Exercise:
Return the entire listing, character for character.

========

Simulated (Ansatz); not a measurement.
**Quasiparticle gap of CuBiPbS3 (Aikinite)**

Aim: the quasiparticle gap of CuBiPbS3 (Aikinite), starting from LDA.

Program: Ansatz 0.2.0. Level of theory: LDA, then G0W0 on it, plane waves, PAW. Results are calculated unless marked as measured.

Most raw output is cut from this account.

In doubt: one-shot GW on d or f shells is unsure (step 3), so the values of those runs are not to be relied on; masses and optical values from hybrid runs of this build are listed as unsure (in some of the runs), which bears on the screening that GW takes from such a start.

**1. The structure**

========

Response area:
Simulated (Ansatz); not a measurement.
**Quasiparticle gap of CuBiPbS3 (Aikinite)**

Aim: the quasiparticle gap of CuBiPbS3 (Aikinite), starting from LDA.

Program: Ansatz 0.2.0. Level of theory: LDA, then G0W0 on it, plane waves, PAW. Results are calculated unless marked as measured.

Most raw output is cut from this account.

In doubt: one-shot GW on d or f shells is unsure (step 3), so the values of those runs are not to be relied on; masses and optical values from hybrid runs of this build are listed as unsure (in some of the runs), which bears on the screening that GW takes from such a start.

**1. The structure**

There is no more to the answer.